Top of Extracted material
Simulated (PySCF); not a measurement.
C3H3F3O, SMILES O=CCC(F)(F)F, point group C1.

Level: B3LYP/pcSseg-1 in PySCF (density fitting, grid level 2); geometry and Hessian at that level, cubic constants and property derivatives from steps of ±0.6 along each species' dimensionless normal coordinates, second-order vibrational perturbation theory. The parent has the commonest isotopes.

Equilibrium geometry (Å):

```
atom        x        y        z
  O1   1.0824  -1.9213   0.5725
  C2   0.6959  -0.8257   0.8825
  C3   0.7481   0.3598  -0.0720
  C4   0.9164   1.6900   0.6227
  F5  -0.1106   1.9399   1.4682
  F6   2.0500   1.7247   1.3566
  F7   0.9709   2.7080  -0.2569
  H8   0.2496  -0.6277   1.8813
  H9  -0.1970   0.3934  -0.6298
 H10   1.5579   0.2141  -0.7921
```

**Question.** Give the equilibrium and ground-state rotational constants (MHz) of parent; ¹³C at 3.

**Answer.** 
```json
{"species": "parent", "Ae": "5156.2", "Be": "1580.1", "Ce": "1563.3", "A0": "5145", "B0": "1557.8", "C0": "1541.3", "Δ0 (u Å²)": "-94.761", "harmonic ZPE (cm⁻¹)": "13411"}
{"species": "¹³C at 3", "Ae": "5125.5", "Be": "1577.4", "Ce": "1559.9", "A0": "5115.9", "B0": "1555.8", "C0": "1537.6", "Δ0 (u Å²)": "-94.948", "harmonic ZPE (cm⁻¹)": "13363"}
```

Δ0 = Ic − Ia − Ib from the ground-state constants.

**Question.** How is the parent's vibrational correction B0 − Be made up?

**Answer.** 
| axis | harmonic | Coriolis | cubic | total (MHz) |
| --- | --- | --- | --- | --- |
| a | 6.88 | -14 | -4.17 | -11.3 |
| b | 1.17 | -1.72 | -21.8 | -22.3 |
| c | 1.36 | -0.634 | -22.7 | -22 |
Bottom of Extracted material

* Assignment
Exactly as they appear above, output the lines of the data from the first through the one that contains "C3H3F3O, SMILES O=CCC(F)(F)F, point group C1.", and only those lines.

* Response box
Simulated (PySCF); not a measurement.
C3H3F3O, SMILES O=CCC(F)(F)F, point group C1.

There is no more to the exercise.